EXTRACTED ENTRIES –
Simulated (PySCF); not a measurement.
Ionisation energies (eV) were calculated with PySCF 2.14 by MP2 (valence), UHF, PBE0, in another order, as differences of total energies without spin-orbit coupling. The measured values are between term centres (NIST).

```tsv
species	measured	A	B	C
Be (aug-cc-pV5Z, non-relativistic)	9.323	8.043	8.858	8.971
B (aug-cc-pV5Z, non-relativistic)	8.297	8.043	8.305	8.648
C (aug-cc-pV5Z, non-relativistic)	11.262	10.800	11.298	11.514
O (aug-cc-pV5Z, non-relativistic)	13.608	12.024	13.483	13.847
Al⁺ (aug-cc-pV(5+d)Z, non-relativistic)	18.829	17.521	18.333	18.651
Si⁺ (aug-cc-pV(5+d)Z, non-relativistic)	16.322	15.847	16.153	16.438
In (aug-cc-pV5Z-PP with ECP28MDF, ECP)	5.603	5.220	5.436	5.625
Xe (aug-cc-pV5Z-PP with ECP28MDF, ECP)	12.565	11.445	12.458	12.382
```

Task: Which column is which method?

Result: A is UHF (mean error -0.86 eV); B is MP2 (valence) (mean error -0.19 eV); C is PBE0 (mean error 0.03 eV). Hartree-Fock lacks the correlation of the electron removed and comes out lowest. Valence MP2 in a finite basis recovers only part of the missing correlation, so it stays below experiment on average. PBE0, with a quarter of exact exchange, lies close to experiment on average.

WORK ORDER – Repeat the material word for word, in full.

EXERCISE RESPONSE –
Simulated (PySCF); not a measurement.
Ionisation energies (eV) were calculated with PySCF 2.14 by MP2 (valence), UHF, PBE0, in another order, as differences of total energies without spin-orbit coupling. The measured values are between term centres (NIST).

```tsv
species	measured	A	B	C
Be (aug-cc-pV5Z, non-relativistic)	9.323	8.043	8.858	8.971
B (aug-cc-pV5Z, non-relativistic)	8.297	8.043	8.305	8.648
C (aug-cc-pV5Z, non-relativistic)	11.262	10.800	11.298	11.514
O (aug-cc-pV5Z, non-relativistic)	13.608	12.024	13.483	13.847
Al⁺ (aug-cc-pV(5+d)Z, non-relativistic)	18.829	17.521	18.333	18.651
Si⁺ (aug-cc-pV(5+d)Z, non-relativistic)	16.322	15.847	16.153	16.438
In (aug-cc-pV5Z-PP with ECP28MDF, ECP)	5.603	5.220	5.436	5.625
Xe (aug-cc-pV5Z-PP with ECP28MDF, ECP)	12.565	11.445	12.458	12.382
```

Task: Which column is which method?

Result: A is UHF (mean error -0.86 eV); B is MP2 (valence) (mean error -0.19 eV); C is PBE0 (mean error 0.03 eV). Hartree-Fock lacks the correlation of the electron removed and comes out lowest. Valence MP2 in a finite basis recovers only part of the missing correlation, so it stays below experiment on average. PBE0, with a quarter of exact exchange, lies close to experiment on average.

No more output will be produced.